| Records shown |
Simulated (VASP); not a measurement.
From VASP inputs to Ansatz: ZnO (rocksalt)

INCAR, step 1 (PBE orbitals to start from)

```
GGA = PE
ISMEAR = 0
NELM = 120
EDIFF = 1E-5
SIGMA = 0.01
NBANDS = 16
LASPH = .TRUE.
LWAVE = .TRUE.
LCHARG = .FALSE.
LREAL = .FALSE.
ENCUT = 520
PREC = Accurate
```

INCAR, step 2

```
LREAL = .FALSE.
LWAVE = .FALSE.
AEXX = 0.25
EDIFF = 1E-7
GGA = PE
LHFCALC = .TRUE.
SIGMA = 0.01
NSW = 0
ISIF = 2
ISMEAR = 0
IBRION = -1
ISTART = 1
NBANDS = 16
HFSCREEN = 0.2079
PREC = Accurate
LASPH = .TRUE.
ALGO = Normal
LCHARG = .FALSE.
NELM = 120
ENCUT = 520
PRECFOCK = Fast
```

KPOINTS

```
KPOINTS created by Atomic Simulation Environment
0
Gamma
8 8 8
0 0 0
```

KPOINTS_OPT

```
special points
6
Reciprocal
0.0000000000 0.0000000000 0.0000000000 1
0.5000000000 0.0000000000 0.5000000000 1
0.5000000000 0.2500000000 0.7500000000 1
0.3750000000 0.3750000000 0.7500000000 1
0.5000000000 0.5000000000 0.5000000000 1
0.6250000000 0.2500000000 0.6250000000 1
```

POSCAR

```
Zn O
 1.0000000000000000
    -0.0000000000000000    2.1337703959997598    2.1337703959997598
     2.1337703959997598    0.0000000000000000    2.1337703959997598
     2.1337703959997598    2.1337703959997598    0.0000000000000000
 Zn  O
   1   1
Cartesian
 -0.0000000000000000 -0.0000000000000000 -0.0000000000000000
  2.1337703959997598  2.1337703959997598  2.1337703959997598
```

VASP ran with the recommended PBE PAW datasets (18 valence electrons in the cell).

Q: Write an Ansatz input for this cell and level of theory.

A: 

| Requirement |
Output exactly one stretch of the listing: from the line containing "KPOINTS_OPT" through the line containing "Q: Write an", both end lines included.

| Answer section |
KPOINTS_OPT

```
special points
6
Reciprocal
0.0000000000 0.0000000000 0.0000000000 1
0.5000000000 0.0000000000 0.5000000000 1
0.5000000000 0.2500000000 0.7500000000 1
0.3750000000 0.3750000000 0.7500000000 1
0.5000000000 0.5000000000 0.5000000000 1
0.6250000000 0.2500000000 0.6250000000 1
```

POSCAR

```
Zn O
 1.0000000000000000
    -0.0000000000000000    2.1337703959997598    2.1337703959997598
     2.1337703959997598    0.0000000000000000    2.1337703959997598
     2.1337703959997598    2.1337703959997598    0.0000000000000000
 Zn  O
   1   1
Cartesian
 -0.0000000000000000 -0.0000000000000000 -0.0000000000000000
  2.1337703959997598  2.1337703959997598  2.1337703959997598
```

VASP ran with the recommended PBE PAW datasets (18 valence electrons in the cell).

Q: Write an Ansatz input for this cell and level of theory.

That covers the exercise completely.